**Work order**
Some entries follow. Reproduce exactly the lines starting at the one with "The calculation used" and stopping after the one with "Q: Did the band".

Start of Data for analysis

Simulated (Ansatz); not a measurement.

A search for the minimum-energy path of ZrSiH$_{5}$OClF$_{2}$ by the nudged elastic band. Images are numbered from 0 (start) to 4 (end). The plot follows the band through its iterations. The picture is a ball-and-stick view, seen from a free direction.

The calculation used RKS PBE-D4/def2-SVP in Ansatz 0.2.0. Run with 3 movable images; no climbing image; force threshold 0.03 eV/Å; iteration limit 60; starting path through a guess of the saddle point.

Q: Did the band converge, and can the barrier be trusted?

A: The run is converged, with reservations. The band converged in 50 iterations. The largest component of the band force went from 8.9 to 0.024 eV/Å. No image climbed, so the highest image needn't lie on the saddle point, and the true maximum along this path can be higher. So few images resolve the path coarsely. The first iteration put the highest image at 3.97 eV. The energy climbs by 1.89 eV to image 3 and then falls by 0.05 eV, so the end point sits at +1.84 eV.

End of Data for analysis

**Task result**
The calculation used RKS PBE-D4/def2-SVP in Ansatz 0.2.0. Run with 3 movable images; no climbing image; force threshold 0.03 eV/Å; iteration limit 60; starting path through a guess of the saddle point.

Q: Did the band converge, and can the barrier be trusted?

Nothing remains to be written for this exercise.